◆ Records shown
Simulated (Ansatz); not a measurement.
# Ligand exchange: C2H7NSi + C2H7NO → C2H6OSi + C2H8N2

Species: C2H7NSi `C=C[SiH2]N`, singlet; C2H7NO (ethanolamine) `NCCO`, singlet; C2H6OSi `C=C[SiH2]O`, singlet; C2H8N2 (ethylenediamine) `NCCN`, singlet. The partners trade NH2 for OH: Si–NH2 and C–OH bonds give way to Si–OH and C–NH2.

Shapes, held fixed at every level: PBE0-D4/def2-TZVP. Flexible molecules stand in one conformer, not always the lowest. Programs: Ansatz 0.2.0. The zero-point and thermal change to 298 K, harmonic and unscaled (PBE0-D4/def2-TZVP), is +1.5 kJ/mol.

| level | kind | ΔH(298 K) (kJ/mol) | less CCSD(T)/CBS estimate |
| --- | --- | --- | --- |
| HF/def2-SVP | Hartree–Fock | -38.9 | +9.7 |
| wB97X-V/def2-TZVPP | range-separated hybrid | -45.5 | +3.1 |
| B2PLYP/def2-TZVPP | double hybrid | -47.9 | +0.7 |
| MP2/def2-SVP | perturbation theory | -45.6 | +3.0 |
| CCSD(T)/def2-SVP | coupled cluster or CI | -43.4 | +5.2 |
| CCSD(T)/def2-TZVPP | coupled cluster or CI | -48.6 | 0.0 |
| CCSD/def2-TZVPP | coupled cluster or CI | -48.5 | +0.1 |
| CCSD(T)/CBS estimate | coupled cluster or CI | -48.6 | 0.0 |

◆ Action item
Starting at the first line of the material above, reproduce each line exactly up to and including the line with "# Ligand exchange: C2H7NSi".

◆ Solution
Simulated (Ansatz); not a measurement.
# Ligand exchange: C2H7NSi + C2H7NO → C2H6OSi + C2H8N2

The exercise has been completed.